> **Exercise**:
Print all of the data exactly, with no line missing.

> **Information shown**:
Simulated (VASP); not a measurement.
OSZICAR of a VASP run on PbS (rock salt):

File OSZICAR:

> **Exercise response**:
Simulated (VASP); not a measurement.
OSZICAR of a VASP run on PbS (rock salt):

File OSZICAR:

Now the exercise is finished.